:::::

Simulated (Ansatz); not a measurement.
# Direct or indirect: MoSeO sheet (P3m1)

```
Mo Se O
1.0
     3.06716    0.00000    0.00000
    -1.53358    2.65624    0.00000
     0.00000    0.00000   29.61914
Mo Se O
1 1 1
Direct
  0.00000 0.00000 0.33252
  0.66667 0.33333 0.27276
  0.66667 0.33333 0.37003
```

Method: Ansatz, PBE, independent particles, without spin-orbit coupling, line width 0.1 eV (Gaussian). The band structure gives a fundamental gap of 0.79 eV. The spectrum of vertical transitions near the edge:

:::::

- ACTIVITY: Retype the listing above exactly as it appears.

- RESPONSE AREA:
Simulated (Ansatz); not a measurement.
# Direct or indirect: MoSeO sheet (P3m1)

```
Mo Se O
1.0
     3.06716    0.00000    0.00000
    -1.53358    2.65624    0.00000
     0.00000    0.00000   29.61914
Mo Se O
1 1 1
Direct
  0.00000 0.00000 0.33252
  0.66667 0.33333 0.27276
  0.66667 0.33333 0.37003
```

Method: Ansatz, PBE, independent particles, without spin-orbit coupling, line width 0.1 eV (Gaussian). The band structure gives a fundamental gap of 0.79 eV. The spectrum of vertical transitions near the edge:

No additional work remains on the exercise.